Write out, precisely and in full, each line of the material.

- [GIVEN INFORMATION]
--------------------------------

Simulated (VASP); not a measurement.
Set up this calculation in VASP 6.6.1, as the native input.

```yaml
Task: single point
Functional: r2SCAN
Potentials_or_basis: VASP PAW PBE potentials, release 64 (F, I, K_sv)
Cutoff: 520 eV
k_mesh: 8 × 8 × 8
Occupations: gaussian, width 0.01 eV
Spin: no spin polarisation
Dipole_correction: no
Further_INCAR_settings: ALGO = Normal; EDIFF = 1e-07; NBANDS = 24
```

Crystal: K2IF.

--------------------------------

- [TASK ANSWER]
Simulated (VASP); not a measurement.
Set up this calculation in VASP 6.6.1, as the native input.

```yaml
Task: single point
Functional: r2SCAN
Potentials_or_basis: VASP PAW PBE potentials, release 64 (F, I, K_sv)
Cutoff: 520 eV
k_mesh: 8 × 8 × 8
Occupations: gaussian, width 0.01 eV
Spin: no spin polarisation
Dipole_correction: no
Further_INCAR_settings: ALGO = Normal; EDIFF = 1e-07; NBANDS = 24
```

Crystal: K2IF.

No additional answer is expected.